### [ASSIGNMENT]
Each record below needs to be copied out exactly as it stands.

Segment Start: DATA SECTION

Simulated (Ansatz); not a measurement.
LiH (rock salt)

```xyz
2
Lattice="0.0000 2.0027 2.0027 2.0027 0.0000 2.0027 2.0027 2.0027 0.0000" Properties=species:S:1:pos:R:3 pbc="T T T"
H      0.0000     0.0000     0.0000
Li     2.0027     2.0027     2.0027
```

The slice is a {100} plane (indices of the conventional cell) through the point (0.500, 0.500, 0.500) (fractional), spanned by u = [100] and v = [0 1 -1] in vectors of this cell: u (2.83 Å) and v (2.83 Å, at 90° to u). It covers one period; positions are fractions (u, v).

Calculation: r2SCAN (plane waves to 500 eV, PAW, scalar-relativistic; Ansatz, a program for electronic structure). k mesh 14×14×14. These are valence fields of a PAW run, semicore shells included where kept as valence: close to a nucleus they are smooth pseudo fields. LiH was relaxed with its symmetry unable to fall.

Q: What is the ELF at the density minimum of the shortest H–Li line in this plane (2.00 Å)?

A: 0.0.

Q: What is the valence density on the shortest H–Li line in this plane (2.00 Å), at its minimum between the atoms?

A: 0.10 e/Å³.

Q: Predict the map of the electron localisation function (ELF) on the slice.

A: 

Segment End: DATA SECTION

### [EXERCISE RESPONSE]
Simulated (Ansatz); not a measurement.
LiH (rock salt)

```xyz
2
Lattice="0.0000 2.0027 2.0027 2.0027 0.0000 2.0027 2.0027 2.0027 0.0000" Properties=species:S:1:pos:R:3 pbc="T T T"
H      0.0000     0.0000     0.0000
Li     2.0027     2.0027     2.0027
```

The slice is a {100} plane (indices of the conventional cell) through the point (0.500, 0.500, 0.500) (fractional), spanned by u = [100] and v = [0 1 -1] in vectors of this cell: u (2.83 Å) and v (2.83 Å, at 90° to u). It covers one period; positions are fractions (u, v).

Calculation: r2SCAN (plane waves to 500 eV, PAW, scalar-relativistic; Ansatz, a program for electronic structure). k mesh 14×14×14. These are valence fields of a PAW run, semicore shells included where kept as valence: close to a nucleus they are smooth pseudo fields. LiH was relaxed with its symmetry unable to fall.

Q: What is the ELF at the density minimum of the shortest H–Li line in this plane (2.00 Å)?

A: 0.0.

Q: What is the valence density on the shortest H–Li line in this plane (2.00 Å), at its minimum between the atoms?

A: 0.10 e/Å³.

Q: Predict the map of the electron localisation function (ELF) on the slice.

A: 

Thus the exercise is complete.